▸ GIVEN ENTRIES:
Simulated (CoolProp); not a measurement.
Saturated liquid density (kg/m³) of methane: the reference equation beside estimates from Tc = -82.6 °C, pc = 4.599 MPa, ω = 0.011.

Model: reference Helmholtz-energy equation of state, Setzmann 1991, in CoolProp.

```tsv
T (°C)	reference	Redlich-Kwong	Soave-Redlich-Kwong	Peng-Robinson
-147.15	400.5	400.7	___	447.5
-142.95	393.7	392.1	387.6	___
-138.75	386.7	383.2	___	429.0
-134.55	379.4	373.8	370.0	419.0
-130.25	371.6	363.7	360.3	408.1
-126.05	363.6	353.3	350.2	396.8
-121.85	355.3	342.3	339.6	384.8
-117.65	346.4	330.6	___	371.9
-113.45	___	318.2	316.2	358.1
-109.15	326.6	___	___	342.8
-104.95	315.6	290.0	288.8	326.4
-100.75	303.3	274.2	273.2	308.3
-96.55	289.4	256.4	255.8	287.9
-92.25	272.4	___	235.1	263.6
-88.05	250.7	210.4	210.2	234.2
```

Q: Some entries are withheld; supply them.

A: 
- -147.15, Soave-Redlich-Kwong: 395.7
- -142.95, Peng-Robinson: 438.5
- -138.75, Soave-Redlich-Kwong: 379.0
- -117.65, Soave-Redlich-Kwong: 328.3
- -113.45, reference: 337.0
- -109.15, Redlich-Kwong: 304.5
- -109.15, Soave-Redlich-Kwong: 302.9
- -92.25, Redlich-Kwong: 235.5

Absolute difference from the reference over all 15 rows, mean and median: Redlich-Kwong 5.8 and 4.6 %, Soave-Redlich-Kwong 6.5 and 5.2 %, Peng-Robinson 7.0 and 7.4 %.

▸ ASSIGNMENT: With the first line of the material as the start and the line containing "- -142.95, Peng-Robinson: 438.5" as the end, repeat that span exactly and add nothing.

▸ WRITTEN REPLY:
Simulated (CoolProp); not a measurement.
Saturated liquid density (kg/m³) of methane: the reference equation beside estimates from Tc = -82.6 °C, pc = 4.599 MPa, ω = 0.011.

Model: reference Helmholtz-energy equation of state, Setzmann 1991, in CoolProp.

```tsv
T (°C)	reference	Redlich-Kwong	Soave-Redlich-Kwong	Peng-Robinson
-147.15	400.5	400.7	___	447.5
-142.95	393.7	392.1	387.6	___
-138.75	386.7	383.2	___	429.0
-134.55	379.4	373.8	370.0	419.0
-130.25	371.6	363.7	360.3	408.1
-126.05	363.6	353.3	350.2	396.8
-121.85	355.3	342.3	339.6	384.8
-117.65	346.4	330.6	___	371.9
-113.45	___	318.2	316.2	358.1
-109.15	326.6	___	___	342.8
-104.95	315.6	290.0	288.8	326.4
-100.75	303.3	274.2	273.2	308.3
-96.55	289.4	256.4	255.8	287.9
-92.25	272.4	___	235.1	263.6
-88.05	250.7	210.4	210.2	234.2
```

Q: Some entries are withheld; supply them.

A: 
- -147.15, Soave-Redlich-Kwong: 395.7
- -142.95, Peng-Robinson: 438.5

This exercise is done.